* _Extracted information_:
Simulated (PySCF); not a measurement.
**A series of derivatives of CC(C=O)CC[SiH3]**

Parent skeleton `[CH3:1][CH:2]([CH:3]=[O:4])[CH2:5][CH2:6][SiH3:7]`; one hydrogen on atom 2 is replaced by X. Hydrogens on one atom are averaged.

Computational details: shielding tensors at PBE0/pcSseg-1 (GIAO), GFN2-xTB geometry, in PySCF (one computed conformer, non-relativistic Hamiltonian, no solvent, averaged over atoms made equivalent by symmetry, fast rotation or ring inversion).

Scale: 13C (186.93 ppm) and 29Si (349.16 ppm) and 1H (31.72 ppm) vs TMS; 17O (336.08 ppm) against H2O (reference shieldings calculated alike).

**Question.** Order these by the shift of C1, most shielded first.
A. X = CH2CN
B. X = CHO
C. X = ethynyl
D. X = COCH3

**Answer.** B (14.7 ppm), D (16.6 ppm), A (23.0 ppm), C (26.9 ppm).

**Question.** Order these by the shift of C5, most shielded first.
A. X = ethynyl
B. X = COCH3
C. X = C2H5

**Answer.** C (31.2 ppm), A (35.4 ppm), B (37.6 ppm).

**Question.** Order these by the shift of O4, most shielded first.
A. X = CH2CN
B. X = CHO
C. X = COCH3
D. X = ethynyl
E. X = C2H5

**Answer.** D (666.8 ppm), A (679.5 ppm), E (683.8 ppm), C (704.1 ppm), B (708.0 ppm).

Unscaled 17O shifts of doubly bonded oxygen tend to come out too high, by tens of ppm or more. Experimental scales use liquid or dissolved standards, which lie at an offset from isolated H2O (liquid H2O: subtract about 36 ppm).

* _Required action_:
Reproduce all of the records exactly.

* _Written response_:
Simulated (PySCF); not a measurement.
**A series of derivatives of CC(C=O)CC[SiH3]**

Parent skeleton `[CH3:1][CH:2]([CH:3]=[O:4])[CH2:5][CH2:6][SiH3:7]`; one hydrogen on atom 2 is replaced by X. Hydrogens on one atom are averaged.

Computational details: shielding tensors at PBE0/pcSseg-1 (GIAO), GFN2-xTB geometry, in PySCF (one computed conformer, non-relativistic Hamiltonian, no solvent, averaged over atoms made equivalent by symmetry, fast rotation or ring inversion).

Scale: 13C (186.93 ppm) and 29Si (349.16 ppm) and 1H (31.72 ppm) vs TMS; 17O (336.08 ppm) against H2O (reference shieldings calculated alike).

**Question.** Order these by the shift of C1, most shielded first.
A. X = CH2CN
B. X = CHO
C. X = ethynyl
D. X = COCH3

**Answer.** B (14.7 ppm), D (16.6 ppm), A (23.0 ppm), C (26.9 ppm).

**Question.** Order these by the shift of C5, most shielded first.
A. X = ethynyl
B. X = COCH3
C. X = C2H5

**Answer.** C (31.2 ppm), A (35.4 ppm), B (37.6 ppm).

**Question.** Order these by the shift of O4, most shielded first.
A. X = CH2CN
B. X = CHO
C. X = COCH3
D. X = ethynyl
E. X = C2H5

**Answer.** D (666.8 ppm), A (679.5 ppm), E (683.8 ppm), C (704.1 ppm), B (708.0 ppm).

Unscaled 17O shifts of doubly bonded oxygen tend to come out too high, by tens of ppm or more. Experimental scales use liquid or dissolved standards, which lie at an offset from isolated H2O (liquid H2O: subtract about 36 ppm).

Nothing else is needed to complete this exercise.